## Work item
Reproduce exactly, from the data that follows, the line with "NEB run on C2H7NO.", the line with "barrier be trusted?**", and every line that lies between them.

Exercise data section start

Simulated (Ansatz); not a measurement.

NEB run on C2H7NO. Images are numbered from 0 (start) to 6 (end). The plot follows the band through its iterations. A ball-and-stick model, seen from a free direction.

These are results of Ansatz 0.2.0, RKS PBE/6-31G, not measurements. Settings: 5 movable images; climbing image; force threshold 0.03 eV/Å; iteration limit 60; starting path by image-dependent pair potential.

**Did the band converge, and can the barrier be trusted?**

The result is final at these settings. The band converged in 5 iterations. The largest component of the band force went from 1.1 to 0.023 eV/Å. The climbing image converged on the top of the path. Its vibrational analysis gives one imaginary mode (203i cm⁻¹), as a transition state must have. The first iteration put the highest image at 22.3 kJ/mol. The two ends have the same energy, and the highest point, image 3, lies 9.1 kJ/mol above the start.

Exercise data section end

## Written response
NEB run on C2H7NO. Images are numbered from 0 (start) to 6 (end). The plot follows the band through its iterations. A ball-and-stick model, seen from a free direction.

These are results of Ansatz 0.2.0, RKS PBE/6-31G, not measurements. Settings: 5 movable images; climbing image; force threshold 0.03 eV/Å; iteration limit 60; starting path by image-dependent pair potential.

**Did the band converge, and can the barrier be trusted?**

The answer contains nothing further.